BRIEF:
In full and word for word, restate the lines of the listing.

MATERIAL PROVIDED:
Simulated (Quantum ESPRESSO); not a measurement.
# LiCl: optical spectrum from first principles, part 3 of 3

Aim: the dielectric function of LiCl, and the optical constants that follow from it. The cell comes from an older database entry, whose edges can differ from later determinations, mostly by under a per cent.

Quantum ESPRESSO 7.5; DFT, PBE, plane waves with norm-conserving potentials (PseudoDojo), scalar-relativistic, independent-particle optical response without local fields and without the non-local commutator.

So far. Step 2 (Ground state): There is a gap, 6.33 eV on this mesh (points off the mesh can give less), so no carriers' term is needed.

EXERCISE SOLUTION:
Simulated (Quantum ESPRESSO); not a measurement.
# LiCl: optical spectrum from first principles, part 3 of 3

Aim: the dielectric function of LiCl, and the optical constants that follow from it. The cell comes from an older database entry, whose edges can differ from later determinations, mostly by under a per cent.

Quantum ESPRESSO 7.5; DFT, PBE, plane waves with norm-conserving potentials (PseudoDojo), scalar-relativistic, independent-particle optical response without local fields and without the non-local commutator.

So far. Step 2 (Ground state): There is a gap, 6.33 eV on this mesh (points off the mesh can give less), so no carriers' term is needed.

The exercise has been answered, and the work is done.